INFORMATION SUPPLIED »
⟨

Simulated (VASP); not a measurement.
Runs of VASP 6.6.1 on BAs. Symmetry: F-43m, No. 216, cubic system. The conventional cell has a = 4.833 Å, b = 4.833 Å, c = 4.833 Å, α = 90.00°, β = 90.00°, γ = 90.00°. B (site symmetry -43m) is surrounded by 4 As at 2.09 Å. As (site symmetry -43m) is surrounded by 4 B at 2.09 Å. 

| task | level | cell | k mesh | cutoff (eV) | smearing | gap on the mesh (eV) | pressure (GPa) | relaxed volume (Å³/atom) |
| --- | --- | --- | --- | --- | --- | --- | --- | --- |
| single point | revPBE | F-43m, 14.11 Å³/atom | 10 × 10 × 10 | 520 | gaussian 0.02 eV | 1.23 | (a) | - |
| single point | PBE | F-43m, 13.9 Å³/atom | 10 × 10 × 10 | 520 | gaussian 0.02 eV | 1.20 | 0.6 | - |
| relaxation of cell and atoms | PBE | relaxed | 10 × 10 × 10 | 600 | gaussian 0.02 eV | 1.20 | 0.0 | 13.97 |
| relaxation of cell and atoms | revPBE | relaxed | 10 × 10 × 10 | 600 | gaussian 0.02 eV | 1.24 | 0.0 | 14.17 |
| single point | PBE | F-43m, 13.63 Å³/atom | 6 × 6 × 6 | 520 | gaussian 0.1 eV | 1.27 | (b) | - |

⟩

REQUIRED ACTION » The answer is the run of lines above from the line containing "1.20 | 0.6 | - |" through the line containing "0.0 | 14.17 |", copied exactly and alone.

EXERCISE ANSWER »
| single point | PBE | F-43m, 13.9 Å³/atom | 10 × 10 × 10 | 520 | gaussian 0.02 eV | 1.20 | 0.6 | - |
| relaxation of cell and atoms | PBE | relaxed | 10 × 10 × 10 | 600 | gaussian 0.02 eV | 1.20 | 0.0 | 13.97 |
| relaxation of cell and atoms | revPBE | relaxed | 10 × 10 × 10 | 600 | gaussian 0.02 eV | 1.24 | 0.0 | 14.17 |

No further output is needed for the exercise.